INPUT DATA →
BEGIN

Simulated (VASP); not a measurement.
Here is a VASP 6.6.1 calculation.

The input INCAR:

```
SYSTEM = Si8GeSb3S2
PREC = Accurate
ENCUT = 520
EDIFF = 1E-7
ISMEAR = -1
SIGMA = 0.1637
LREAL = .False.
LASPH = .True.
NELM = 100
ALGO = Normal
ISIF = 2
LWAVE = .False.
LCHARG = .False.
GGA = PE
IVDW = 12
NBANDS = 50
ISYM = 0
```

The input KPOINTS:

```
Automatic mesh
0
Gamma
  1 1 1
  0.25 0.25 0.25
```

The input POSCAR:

END

BRIEF → This calls for an exact transcription of every entry above.

RESPONSE BOX →
Simulated (VASP); not a measurement.
Here is a VASP 6.6.1 calculation.

The input INCAR:

```
SYSTEM = Si8GeSb3S2
PREC = Accurate
ENCUT = 520
EDIFF = 1E-7
ISMEAR = -1
SIGMA = 0.1637
LREAL = .False.
LASPH = .True.
NELM = 100
ALGO = Normal
ISIF = 2
LWAVE = .False.
LCHARG = .False.
GGA = PE
IVDW = 12
NBANDS = 50
ISYM = 0
```

The input KPOINTS:

```
Automatic mesh
0
Gamma
  1 1 1
  0.25 0.25 0.25
```

The input POSCAR:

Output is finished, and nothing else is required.